<<<<

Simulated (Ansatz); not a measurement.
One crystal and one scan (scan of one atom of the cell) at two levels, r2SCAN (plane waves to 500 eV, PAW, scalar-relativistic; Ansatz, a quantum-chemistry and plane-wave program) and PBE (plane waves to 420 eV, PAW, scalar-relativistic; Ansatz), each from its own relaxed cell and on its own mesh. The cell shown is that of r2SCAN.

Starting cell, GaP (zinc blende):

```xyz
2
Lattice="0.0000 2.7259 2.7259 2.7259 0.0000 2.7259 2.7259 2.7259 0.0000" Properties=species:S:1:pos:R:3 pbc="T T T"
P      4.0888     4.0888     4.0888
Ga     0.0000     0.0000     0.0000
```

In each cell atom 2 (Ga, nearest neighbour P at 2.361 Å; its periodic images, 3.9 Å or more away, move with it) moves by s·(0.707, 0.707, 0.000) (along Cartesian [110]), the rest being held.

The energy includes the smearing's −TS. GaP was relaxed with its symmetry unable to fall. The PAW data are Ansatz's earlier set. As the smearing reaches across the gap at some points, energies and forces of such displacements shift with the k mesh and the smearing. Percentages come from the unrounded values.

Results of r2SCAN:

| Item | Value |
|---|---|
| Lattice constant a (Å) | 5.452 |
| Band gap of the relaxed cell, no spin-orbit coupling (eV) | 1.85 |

>>>>

▶ **Work request**
Copy the listing above. Match every line exactly.

▶ **Worked solution**
Simulated (Ansatz); not a measurement.
One crystal and one scan (scan of one atom of the cell) at two levels, r2SCAN (plane waves to 500 eV, PAW, scalar-relativistic; Ansatz, a quantum-chemistry and plane-wave program) and PBE (plane waves to 420 eV, PAW, scalar-relativistic; Ansatz), each from its own relaxed cell and on its own mesh. The cell shown is that of r2SCAN.

Starting cell, GaP (zinc blende):

```xyz
2
Lattice="0.0000 2.7259 2.7259 2.7259 0.0000 2.7259 2.7259 2.7259 0.0000" Properties=species:S:1:pos:R:3 pbc="T T T"
P      4.0888     4.0888     4.0888
Ga     0.0000     0.0000     0.0000
```

In each cell atom 2 (Ga, nearest neighbour P at 2.361 Å; its periodic images, 3.9 Å or more away, move with it) moves by s·(0.707, 0.707, 0.000) (along Cartesian [110]), the rest being held.

The energy includes the smearing's −TS. GaP was relaxed with its symmetry unable to fall. The PAW data are Ansatz's earlier set. As the smearing reaches across the gap at some points, energies and forces of such displacements shift with the k mesh and the smearing. Percentages come from the unrounded values.

Results of r2SCAN:

| Item | Value |
|---|---|
| Lattice constant a (Å) | 5.452 |
| Band gap of the relaxed cell, no spin-orbit coupling (eV) | 1.85 |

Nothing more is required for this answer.